> Work instruction: From the line containing "- k mesh: 6 × 6 × 8" down to the line containing "Question: The run" in the records below, reproduce every line exactly, ends included, and omit all others.

:: Dataset

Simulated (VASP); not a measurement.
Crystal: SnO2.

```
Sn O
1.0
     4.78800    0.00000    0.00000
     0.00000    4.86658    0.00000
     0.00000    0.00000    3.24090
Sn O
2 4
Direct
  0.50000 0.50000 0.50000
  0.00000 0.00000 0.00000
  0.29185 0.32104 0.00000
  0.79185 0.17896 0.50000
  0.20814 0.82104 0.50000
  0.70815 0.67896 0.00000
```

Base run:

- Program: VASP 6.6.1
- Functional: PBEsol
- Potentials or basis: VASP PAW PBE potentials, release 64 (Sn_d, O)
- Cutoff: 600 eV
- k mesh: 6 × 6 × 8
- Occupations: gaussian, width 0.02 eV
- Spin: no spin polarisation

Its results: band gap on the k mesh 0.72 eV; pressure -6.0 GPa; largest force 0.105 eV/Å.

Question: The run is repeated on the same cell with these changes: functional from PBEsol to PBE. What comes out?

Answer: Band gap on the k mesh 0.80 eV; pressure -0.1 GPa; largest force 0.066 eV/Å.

::::

> Task solution:
- k mesh: 6 × 6 × 8
- Occupations: gaussian, width 0.02 eV
- Spin: no spin polarisation

Its results: band gap on the k mesh 0.72 eV; pressure -6.0 GPa; largest force 0.105 eV/Å.

Question: The run is repeated on the same cell with these changes: functional from PBEsol to PBE. What comes out?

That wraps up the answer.